WORK TASK
Please return, with no alterations, the lines below from the very first through the one that contains "Notebook, run cell".

GIVEN RECORDS
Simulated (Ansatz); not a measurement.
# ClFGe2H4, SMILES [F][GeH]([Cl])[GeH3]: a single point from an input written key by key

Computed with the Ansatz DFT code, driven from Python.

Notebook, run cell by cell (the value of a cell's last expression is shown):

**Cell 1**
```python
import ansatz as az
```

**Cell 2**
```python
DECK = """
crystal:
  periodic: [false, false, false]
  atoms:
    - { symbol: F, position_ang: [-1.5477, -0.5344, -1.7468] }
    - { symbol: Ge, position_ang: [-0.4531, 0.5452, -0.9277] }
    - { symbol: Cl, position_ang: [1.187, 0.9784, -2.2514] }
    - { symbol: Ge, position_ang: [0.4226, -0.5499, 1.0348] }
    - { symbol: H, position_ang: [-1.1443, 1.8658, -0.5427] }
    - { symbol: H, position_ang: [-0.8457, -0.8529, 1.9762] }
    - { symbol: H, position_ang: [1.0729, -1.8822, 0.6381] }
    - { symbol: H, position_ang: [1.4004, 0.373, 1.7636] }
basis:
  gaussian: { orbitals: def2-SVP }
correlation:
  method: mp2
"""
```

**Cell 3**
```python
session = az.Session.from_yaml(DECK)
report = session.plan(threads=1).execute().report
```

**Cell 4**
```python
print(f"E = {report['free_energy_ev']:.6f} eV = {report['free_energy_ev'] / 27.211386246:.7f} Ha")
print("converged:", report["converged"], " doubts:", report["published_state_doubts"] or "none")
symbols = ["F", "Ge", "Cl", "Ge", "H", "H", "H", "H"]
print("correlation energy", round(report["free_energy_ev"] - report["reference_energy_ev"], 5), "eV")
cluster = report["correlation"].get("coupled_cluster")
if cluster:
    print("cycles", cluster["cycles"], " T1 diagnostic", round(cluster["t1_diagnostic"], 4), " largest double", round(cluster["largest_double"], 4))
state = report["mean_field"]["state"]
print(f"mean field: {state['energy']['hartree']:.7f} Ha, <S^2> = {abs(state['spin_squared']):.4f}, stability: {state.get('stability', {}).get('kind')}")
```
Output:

TASK ANSWER
Simulated (Ansatz); not a measurement.
# ClFGe2H4, SMILES [F][GeH]([Cl])[GeH3]: a single point from an input written key by key

Computed with the Ansatz DFT code, driven from Python.

Notebook, run cell by cell (the value of a cell's last expression is shown):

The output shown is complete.